▶ _Work request_:
Up to and including the line with "0.2 | -0.74 |", please set down the entries below exactly, starting from the first line.

'''

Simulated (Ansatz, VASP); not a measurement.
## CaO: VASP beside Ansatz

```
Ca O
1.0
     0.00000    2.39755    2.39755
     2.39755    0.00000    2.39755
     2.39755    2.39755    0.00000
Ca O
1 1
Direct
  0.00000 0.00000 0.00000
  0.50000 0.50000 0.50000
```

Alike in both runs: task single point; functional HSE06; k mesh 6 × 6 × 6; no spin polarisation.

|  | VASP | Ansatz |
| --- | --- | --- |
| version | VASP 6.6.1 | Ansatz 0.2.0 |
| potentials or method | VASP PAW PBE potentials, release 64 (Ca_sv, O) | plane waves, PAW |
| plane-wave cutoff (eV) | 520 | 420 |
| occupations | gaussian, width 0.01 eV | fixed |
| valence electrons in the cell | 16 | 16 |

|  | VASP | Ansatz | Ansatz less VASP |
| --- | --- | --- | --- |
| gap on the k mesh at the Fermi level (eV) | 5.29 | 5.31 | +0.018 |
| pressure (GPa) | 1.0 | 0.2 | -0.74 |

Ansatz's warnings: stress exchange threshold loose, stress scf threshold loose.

'''

▶ _Exercise solution_:
Simulated (Ansatz, VASP); not a measurement.
## CaO: VASP beside Ansatz

```
Ca O
1.0
     0.00000    2.39755    2.39755
     2.39755    0.00000    2.39755
     2.39755    2.39755    0.00000
Ca O
1 1
Direct
  0.00000 0.00000 0.00000
  0.50000 0.50000 0.50000
```

Alike in both runs: task single point; functional HSE06; k mesh 6 × 6 × 6; no spin polarisation.

|  | VASP | Ansatz |
| --- | --- | --- |
| version | VASP 6.6.1 | Ansatz 0.2.0 |
| potentials or method | VASP PAW PBE potentials, release 64 (Ca_sv, O) | plane waves, PAW |
| plane-wave cutoff (eV) | 520 | 420 |
| occupations | gaussian, width 0.01 eV | fixed |
| valence electrons in the cell | 16 | 16 |

|  | VASP | Ansatz | Ansatz less VASP |
| --- | --- | --- | --- |
| gap on the k mesh at the Fermi level (eV) | 5.29 | 5.31 | +0.018 |
| pressure (GPa) | 1.0 | 0.2 | -0.74 |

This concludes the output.